ENTRIES SUPPLIED:
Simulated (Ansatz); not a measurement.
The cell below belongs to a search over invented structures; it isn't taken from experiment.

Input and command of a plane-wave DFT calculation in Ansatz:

TASK ITEM:
Print the listing once more, exactly as it stands above.

RESPONSE AREA:
Simulated (Ansatz); not a measurement.
The cell below belongs to a search over invented structures; it isn't taken from experiment.

Input and command of a plane-wave DFT calculation in Ansatz:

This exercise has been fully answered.